════════

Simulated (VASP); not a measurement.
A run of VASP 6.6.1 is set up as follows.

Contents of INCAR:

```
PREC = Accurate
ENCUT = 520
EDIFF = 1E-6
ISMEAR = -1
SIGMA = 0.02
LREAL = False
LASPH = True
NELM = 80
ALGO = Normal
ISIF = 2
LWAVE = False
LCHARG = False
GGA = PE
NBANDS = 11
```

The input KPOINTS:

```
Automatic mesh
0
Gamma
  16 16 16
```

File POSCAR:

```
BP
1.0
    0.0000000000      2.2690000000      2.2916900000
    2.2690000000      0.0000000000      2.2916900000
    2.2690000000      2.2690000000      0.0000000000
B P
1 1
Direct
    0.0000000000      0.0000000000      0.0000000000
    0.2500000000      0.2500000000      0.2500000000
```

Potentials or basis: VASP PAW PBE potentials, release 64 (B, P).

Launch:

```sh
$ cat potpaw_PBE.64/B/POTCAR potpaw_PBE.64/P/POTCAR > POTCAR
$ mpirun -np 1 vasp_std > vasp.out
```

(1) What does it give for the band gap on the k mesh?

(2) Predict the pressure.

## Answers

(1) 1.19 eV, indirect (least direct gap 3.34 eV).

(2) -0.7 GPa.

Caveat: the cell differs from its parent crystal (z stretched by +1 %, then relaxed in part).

════════

BRIEF
Find the line with "(2) Predict the pressure." in the material above. Reproduce it and each line after it up to and including the line with "(2) -0.7 GPa.".

EXERCISE SOLUTION
(2) Predict the pressure.

## Answers

(1) 1.19 eV, indirect (least direct gap 3.34 eV).

(2) -0.7 GPa.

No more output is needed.